> Assignment: Given the material below, return only the lines starting at the line with "Geometry: PBE0-D3(BJ)/def2-SVP. The" and ending at the line with "Problem. What vertical", exactly as they appear.

>>>>>

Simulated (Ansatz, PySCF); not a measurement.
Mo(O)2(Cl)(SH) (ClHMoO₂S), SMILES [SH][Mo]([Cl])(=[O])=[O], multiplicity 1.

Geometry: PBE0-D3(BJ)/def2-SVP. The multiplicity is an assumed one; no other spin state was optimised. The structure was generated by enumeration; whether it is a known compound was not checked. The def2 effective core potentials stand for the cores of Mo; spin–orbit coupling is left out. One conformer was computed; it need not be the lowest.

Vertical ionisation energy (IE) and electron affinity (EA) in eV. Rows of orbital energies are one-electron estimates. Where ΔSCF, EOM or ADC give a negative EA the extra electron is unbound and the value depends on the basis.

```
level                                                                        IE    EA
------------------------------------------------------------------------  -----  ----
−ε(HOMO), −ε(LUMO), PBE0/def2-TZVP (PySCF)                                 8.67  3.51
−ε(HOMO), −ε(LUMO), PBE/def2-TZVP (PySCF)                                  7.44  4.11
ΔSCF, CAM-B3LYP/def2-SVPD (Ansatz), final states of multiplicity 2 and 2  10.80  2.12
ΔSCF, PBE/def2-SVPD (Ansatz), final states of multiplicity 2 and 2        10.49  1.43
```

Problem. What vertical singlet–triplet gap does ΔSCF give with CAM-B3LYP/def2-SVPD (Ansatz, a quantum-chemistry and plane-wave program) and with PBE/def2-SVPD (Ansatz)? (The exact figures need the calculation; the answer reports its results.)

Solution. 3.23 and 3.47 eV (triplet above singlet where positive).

<<<<<

> Task answer:
Geometry: PBE0-D3(BJ)/def2-SVP. The multiplicity is an assumed one; no other spin state was optimised. The structure was generated by enumeration; whether it is a known compound was not checked. The def2 effective core potentials stand for the cores of Mo; spin–orbit coupling is left out. One conformer was computed; it need not be the lowest.

Vertical ionisation energy (IE) and electron affinity (EA) in eV. Rows of orbital energies are one-electron estimates. Where ΔSCF, EOM or ADC give a negative EA the extra electron is unbound and the value depends on the basis.

```
level                                                                        IE    EA
------------------------------------------------------------------------  -----  ----
−ε(HOMO), −ε(LUMO), PBE0/def2-TZVP (PySCF)                                 8.67  3.51
−ε(HOMO), −ε(LUMO), PBE/def2-TZVP (PySCF)                                  7.44  4.11
ΔSCF, CAM-B3LYP/def2-SVPD (Ansatz), final states of multiplicity 2 and 2  10.80  2.12
ΔSCF, PBE/def2-SVPD (Ansatz), final states of multiplicity 2 and 2        10.49  1.43
```

Problem. What vertical singlet–triplet gap does ΔSCF give with CAM-B3LYP/def2-SVPD (Ansatz, a quantum-chemistry and plane-wave program) and with PBE/def2-SVPD (Ansatz)? (The exact figures need the calculation; the answer reports its results.)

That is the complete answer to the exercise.